▶ _INPUT DATA_
<<<<
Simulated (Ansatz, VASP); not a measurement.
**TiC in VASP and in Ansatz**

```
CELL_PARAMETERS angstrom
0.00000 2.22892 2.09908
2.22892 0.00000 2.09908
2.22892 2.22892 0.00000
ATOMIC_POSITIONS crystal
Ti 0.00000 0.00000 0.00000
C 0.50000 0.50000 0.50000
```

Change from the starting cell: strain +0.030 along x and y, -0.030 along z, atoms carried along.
>>>>

▶ _ASSIGNMENT_
Restate the whole listing exactly, leaving out nothing.

▶ _EXERCISE SOLUTION_
Simulated (Ansatz, VASP); not a measurement.
**TiC in VASP and in Ansatz**

```
CELL_PARAMETERS angstrom
0.00000 2.22892 2.09908
2.22892 0.00000 2.09908
2.22892 2.22892 0.00000
ATOMIC_POSITIONS crystal
Ti 0.00000 0.00000 0.00000
C 0.50000 0.50000 0.50000
```

Change from the starting cell: strain +0.030 along x and y, -0.030 along z, atoms carried along.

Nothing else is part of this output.